╭─ Extracted data
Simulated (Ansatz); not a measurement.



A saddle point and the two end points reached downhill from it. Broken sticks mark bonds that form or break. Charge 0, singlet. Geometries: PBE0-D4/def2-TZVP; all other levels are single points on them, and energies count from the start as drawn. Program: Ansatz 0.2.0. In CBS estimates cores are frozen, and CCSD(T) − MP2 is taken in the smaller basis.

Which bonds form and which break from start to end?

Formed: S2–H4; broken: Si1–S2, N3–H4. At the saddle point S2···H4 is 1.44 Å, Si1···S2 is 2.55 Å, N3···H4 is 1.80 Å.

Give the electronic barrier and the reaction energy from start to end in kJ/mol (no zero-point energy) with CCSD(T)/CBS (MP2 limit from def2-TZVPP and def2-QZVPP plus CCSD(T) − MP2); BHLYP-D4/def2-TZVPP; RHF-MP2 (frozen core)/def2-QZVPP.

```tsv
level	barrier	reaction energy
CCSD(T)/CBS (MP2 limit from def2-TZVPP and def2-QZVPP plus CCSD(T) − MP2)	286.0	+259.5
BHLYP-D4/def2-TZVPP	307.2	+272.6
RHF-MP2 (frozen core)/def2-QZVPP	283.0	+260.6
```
╰─

▶ **Work order**: Please, from the entries above, set down exactly the lines from the one containing "A saddle point" through the one containing "Formed: S2–H4; broken: Si1–S2, N3–H4.", and only those.

▶ **Exercise response**:
A saddle point and the two end points reached downhill from it. Broken sticks mark bonds that form or break. Charge 0, singlet. Geometries: PBE0-D4/def2-TZVP; all other levels are single points on them, and energies count from the start as drawn. Program: Ansatz 0.2.0. In CBS estimates cores are frozen, and CCSD(T) − MP2 is taken in the smaller basis.

Which bonds form and which break from start to end?

Formed: S2–H4; broken: Si1–S2, N3–H4. At the saddle point S2···H4 is 1.44 Å, Si1···S2 is 2.55 Å, N3···H4 is 1.80 Å.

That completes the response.